(RECORD EXCERPTS begins)

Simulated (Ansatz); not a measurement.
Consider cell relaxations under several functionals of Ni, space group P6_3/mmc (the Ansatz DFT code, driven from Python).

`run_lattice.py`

(RECORD EXCERPTS ends)

#### [WORK INSTRUCTION]
Transcribe all of the entries without alteration.

#### [TASK SOLUTION]
Simulated (Ansatz); not a measurement.
Consider cell relaxations under several functionals of Ni, space group P6_3/mmc (the Ansatz DFT code, driven from Python).

`run_lattice.py`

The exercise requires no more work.